Work order –
Some of the lines below need repeating. Reproduce exactly those between the lines holding "Method of calculation: Dirac-Coulomb-Breit" and "Configurations in the", inclusive.

====== Supplied data ======

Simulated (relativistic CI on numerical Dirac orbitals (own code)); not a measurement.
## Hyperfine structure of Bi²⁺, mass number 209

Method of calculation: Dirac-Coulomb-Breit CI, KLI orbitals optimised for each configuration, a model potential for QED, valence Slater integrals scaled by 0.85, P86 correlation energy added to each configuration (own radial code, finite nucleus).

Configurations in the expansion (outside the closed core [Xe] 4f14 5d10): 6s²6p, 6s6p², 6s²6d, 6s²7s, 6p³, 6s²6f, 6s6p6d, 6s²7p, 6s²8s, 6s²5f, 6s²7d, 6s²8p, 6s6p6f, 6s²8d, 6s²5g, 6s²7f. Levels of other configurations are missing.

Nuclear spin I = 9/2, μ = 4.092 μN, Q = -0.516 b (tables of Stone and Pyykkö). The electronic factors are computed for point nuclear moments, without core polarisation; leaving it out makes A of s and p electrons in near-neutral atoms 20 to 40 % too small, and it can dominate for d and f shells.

======

Written response –
Method of calculation: Dirac-Coulomb-Breit CI, KLI orbitals optimised for each configuration, a model potential for QED, valence Slater integrals scaled by 0.85, P86 correlation energy added to each configuration (own radial code, finite nucleus).

Configurations in the expansion (outside the closed core [Xe] 4f14 5d10): 6s²6p, 6s6p², 6s²6d, 6s²7s, 6p³, 6s²6f, 6s6p6d, 6s²7p, 6s²8s, 6s²5f, 6s²7d, 6s²8p, 6s6p6f, 6s²8d, 6s²5g, 6s²7f. Levels of other configurations are missing.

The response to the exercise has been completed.